Data extracts →
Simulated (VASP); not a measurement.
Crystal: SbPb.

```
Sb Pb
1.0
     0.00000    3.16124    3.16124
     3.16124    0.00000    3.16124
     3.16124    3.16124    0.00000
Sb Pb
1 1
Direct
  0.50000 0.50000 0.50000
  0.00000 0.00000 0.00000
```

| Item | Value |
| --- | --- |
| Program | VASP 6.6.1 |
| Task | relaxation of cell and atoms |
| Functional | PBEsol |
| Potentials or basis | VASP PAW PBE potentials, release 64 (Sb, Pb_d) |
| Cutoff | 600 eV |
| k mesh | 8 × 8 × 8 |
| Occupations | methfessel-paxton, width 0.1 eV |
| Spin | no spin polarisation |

Activity → Please print each entry once more, exactly as it reads.

Answer area →
Simulated (VASP); not a measurement.
Crystal: SbPb.

```
Sb Pb
1.0
     0.00000    3.16124    3.16124
     3.16124    0.00000    3.16124
     3.16124    3.16124    0.00000
Sb Pb
1 1
Direct
  0.50000 0.50000 0.50000
  0.00000 0.00000 0.00000
```

| Item | Value |
| --- | --- |
| Program | VASP 6.6.1 |
| Task | relaxation of cell and atoms |
| Functional | PBEsol |
| Potentials or basis | VASP PAW PBE potentials, release 64 (Sb, Pb_d) |
| Cutoff | 600 eV |
| k mesh | 8 × 8 × 8 |
| Occupations | methfessel-paxton, width 0.1 eV |
| Spin | no spin polarisation |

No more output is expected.